▶ Excerpted records:
========
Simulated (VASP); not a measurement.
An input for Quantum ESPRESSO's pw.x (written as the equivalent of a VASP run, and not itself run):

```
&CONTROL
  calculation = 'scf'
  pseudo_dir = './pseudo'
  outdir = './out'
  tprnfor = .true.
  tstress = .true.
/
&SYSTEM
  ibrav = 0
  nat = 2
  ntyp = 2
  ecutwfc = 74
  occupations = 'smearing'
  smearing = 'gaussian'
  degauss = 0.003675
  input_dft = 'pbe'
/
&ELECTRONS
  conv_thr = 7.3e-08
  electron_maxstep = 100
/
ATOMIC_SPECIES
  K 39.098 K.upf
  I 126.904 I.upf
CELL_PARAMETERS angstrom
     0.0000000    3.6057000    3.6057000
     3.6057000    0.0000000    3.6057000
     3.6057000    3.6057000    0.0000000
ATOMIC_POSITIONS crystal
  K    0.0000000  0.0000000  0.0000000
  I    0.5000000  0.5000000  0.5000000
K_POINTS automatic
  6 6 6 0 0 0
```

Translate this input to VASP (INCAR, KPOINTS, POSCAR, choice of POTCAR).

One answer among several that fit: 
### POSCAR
========

▶ Work request: In full and without change, transcribe the entries.

▶ Answer box:
Simulated (VASP); not a measurement.
An input for Quantum ESPRESSO's pw.x (written as the equivalent of a VASP run, and not itself run):

```
&CONTROL
  calculation = 'scf'
  pseudo_dir = './pseudo'
  outdir = './out'
  tprnfor = .true.
  tstress = .true.
/
&SYSTEM
  ibrav = 0
  nat = 2
  ntyp = 2
  ecutwfc = 74
  occupations = 'smearing'
  smearing = 'gaussian'
  degauss = 0.003675
  input_dft = 'pbe'
/
&ELECTRONS
  conv_thr = 7.3e-08
  electron_maxstep = 100
/
ATOMIC_SPECIES
  K 39.098 K.upf
  I 126.904 I.upf
CELL_PARAMETERS angstrom
     0.0000000    3.6057000    3.6057000
     3.6057000    0.0000000    3.6057000
     3.6057000    3.6057000    0.0000000
ATOMIC_POSITIONS crystal
  K    0.0000000  0.0000000  0.0000000
  I    0.5000000  0.5000000  0.5000000
K_POINTS automatic
  6 6 6 0 0 0
```

Translate this input to VASP (INCAR, KPOINTS, POSCAR, choice of POTCAR).

One answer among several that fit: 
### POSCAR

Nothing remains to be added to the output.